## Activity
Return only the lines running from the top of the entries to the line with "### Question", inclusive, exactly as written.

Raw data section start

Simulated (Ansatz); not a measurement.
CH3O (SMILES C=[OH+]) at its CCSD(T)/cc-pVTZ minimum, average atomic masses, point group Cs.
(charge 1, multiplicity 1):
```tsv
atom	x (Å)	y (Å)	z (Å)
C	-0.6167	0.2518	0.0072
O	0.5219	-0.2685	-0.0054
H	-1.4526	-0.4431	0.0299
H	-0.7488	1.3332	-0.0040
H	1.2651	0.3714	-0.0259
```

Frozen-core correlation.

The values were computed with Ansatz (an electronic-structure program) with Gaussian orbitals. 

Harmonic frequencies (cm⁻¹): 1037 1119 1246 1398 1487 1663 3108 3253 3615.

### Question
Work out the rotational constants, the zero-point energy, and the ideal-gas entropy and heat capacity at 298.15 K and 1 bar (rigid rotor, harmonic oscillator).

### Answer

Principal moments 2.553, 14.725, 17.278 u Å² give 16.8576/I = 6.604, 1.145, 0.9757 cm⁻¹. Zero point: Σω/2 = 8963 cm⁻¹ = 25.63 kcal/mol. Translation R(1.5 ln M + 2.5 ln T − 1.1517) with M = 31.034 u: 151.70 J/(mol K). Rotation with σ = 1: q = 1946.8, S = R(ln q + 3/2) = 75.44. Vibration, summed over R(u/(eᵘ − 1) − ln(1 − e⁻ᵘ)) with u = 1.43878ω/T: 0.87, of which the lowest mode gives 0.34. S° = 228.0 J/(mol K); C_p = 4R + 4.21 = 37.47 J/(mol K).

Raw data section end

## Exercise solution
Simulated (Ansatz); not a measurement.
CH3O (SMILES C=[OH+]) at its CCSD(T)/cc-pVTZ minimum, average atomic masses, point group Cs.
(charge 1, multiplicity 1):
```tsv
atom	x (Å)	y (Å)	z (Å)
C	-0.6167	0.2518	0.0072
O	0.5219	-0.2685	-0.0054
H	-1.4526	-0.4431	0.0299
H	-0.7488	1.3332	-0.0040
H	1.2651	0.3714	-0.0259
```

Frozen-core correlation.

The values were computed with Ansatz (an electronic-structure program) with Gaussian orbitals. 

Harmonic frequencies (cm⁻¹): 1037 1119 1246 1398 1487 1663 3108 3253 3615.

### Question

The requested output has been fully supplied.